<<<<

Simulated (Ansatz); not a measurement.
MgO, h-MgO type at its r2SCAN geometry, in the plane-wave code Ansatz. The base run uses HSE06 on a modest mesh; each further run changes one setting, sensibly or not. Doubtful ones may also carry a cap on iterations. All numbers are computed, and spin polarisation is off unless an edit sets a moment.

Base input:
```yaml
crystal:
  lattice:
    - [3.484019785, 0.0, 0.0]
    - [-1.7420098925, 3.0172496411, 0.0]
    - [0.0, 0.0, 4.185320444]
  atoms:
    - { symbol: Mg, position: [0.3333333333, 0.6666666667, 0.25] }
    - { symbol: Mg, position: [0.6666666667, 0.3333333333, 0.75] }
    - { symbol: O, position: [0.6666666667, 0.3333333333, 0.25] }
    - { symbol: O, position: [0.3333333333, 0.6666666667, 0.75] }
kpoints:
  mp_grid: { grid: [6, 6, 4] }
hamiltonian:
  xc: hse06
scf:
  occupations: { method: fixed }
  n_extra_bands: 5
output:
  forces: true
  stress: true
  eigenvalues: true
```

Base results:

>>>>

The answer is the full set of records, printed exactly as given.

Simulated (Ansatz); not a measurement.
MgO, h-MgO type at its r2SCAN geometry, in the plane-wave code Ansatz. The base run uses HSE06 on a modest mesh; each further run changes one setting, sensibly or not. Doubtful ones may also carry a cap on iterations. All numbers are computed, and spin polarisation is off unless an edit sets a moment.

Base input:
```yaml
crystal:
  lattice:
    - [3.484019785, 0.0, 0.0]
    - [-1.7420098925, 3.0172496411, 0.0]
    - [0.0, 0.0, 4.185320444]
  atoms:
    - { symbol: Mg, position: [0.3333333333, 0.6666666667, 0.25] }
    - { symbol: Mg, position: [0.6666666667, 0.3333333333, 0.75] }
    - { symbol: O, position: [0.6666666667, 0.3333333333, 0.25] }
    - { symbol: O, position: [0.3333333333, 0.6666666667, 0.75] }
kpoints:
  mp_grid: { grid: [6, 6, 4] }
hamiltonian:
  xc: hse06
scf:
  occupations: { method: fixed }
  n_extra_bands: 5
output:
  forces: true
  stress: true
  eigenvalues: true
```

Base results:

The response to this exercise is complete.